Please quote exactly the lines below from the line containing "At this cut-off" to the line containing "Task: Which forces act on the atoms, in eV/Å?", both lines included, and nothing else.

Data provided section start

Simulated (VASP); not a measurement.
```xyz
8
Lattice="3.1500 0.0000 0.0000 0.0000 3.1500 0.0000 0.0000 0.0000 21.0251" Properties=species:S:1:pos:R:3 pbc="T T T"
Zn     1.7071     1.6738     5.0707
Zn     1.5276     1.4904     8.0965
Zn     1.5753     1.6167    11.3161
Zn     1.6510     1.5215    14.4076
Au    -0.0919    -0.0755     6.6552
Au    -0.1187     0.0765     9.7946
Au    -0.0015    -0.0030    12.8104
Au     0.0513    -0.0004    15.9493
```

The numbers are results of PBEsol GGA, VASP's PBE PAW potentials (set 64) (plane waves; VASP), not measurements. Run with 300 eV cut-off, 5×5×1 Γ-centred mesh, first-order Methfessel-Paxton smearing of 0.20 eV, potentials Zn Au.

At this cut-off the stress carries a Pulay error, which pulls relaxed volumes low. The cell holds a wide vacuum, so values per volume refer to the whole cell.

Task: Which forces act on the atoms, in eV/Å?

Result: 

Data provided section end

> _Result_:
At this cut-off the stress carries a Pulay error, which pulls relaxed volumes low. The cell holds a wide vacuum, so values per volume refer to the whole cell.

Task: Which forces act on the atoms, in eV/Å?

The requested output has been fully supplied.